TASK ITEM = Each record should be retyped word for word.

:: MATERIAL PROVIDED

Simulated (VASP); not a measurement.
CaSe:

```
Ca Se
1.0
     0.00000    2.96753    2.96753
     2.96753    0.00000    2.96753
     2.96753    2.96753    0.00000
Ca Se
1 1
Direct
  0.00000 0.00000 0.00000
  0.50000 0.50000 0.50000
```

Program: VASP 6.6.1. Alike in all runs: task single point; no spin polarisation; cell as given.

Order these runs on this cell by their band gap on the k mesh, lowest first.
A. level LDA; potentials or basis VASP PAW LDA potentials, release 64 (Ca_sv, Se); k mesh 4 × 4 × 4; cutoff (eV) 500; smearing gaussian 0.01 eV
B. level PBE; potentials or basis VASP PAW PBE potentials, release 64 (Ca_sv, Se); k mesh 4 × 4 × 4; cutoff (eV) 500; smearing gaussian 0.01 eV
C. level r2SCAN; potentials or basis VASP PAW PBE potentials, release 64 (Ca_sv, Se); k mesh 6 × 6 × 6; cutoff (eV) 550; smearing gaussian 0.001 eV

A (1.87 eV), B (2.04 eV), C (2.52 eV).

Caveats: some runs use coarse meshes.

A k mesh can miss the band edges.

::::

TASK OUTPUT =
Simulated (VASP); not a measurement.
CaSe:

```
Ca Se
1.0
     0.00000    2.96753    2.96753
     2.96753    0.00000    2.96753
     2.96753    2.96753    0.00000
Ca Se
1 1
Direct
  0.00000 0.00000 0.00000
  0.50000 0.50000 0.50000
```

Program: VASP 6.6.1. Alike in all runs: task single point; no spin polarisation; cell as given.

Order these runs on this cell by their band gap on the k mesh, lowest first.
A. level LDA; potentials or basis VASP PAW LDA potentials, release 64 (Ca_sv, Se); k mesh 4 × 4 × 4; cutoff (eV) 500; smearing gaussian 0.01 eV
B. level PBE; potentials or basis VASP PAW PBE potentials, release 64 (Ca_sv, Se); k mesh 4 × 4 × 4; cutoff (eV) 500; smearing gaussian 0.01 eV
C. level r2SCAN; potentials or basis VASP PAW PBE potentials, release 64 (Ca_sv, Se); k mesh 6 × 6 × 6; cutoff (eV) 550; smearing gaussian 0.001 eV

A (1.87 eV), B (2.04 eV), C (2.52 eV).

Caveats: some runs use coarse meshes.

A k mesh can miss the band edges.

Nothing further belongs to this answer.